▸ DATASET:
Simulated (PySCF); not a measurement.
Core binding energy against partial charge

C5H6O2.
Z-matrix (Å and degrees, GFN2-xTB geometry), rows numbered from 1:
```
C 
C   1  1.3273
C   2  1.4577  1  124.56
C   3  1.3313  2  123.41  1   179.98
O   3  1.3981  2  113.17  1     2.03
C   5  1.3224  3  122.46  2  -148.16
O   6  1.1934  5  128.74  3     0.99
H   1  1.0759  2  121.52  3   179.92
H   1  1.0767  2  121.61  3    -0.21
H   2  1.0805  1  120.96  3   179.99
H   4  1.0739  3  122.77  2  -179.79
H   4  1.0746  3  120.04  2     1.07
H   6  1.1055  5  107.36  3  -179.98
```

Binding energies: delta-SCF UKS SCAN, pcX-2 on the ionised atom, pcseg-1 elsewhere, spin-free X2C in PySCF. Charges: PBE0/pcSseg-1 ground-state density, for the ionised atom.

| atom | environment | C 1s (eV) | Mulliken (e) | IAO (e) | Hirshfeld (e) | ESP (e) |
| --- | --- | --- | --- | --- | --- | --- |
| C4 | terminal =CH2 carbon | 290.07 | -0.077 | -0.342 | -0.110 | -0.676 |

▸ EXERCISE: For every line in the material, write out an exact copy.

▸ WORKED SOLUTION:
Simulated (PySCF); not a measurement.
Core binding energy against partial charge

C5H6O2.
Z-matrix (Å and degrees, GFN2-xTB geometry), rows numbered from 1:
```
C 
C   1  1.3273
C   2  1.4577  1  124.56
C   3  1.3313  2  123.41  1   179.98
O   3  1.3981  2  113.17  1     2.03
C   5  1.3224  3  122.46  2  -148.16
O   6  1.1934  5  128.74  3     0.99
H   1  1.0759  2  121.52  3   179.92
H   1  1.0767  2  121.61  3    -0.21
H   2  1.0805  1  120.96  3   179.99
H   4  1.0739  3  122.77  2  -179.79
H   4  1.0746  3  120.04  2     1.07
H   6  1.1055  5  107.36  3  -179.98
```

Binding energies: delta-SCF UKS SCAN, pcX-2 on the ionised atom, pcseg-1 elsewhere, spin-free X2C in PySCF. Charges: PBE0/pcSseg-1 ground-state density, for the ionised atom.

| atom | environment | C 1s (eV) | Mulliken (e) | IAO (e) | Hirshfeld (e) | ESP (e) |
| --- | --- | --- | --- | --- | --- | --- |
| C4 | terminal =CH2 carbon | 290.07 | -0.077 | -0.342 | -0.110 | -0.676 |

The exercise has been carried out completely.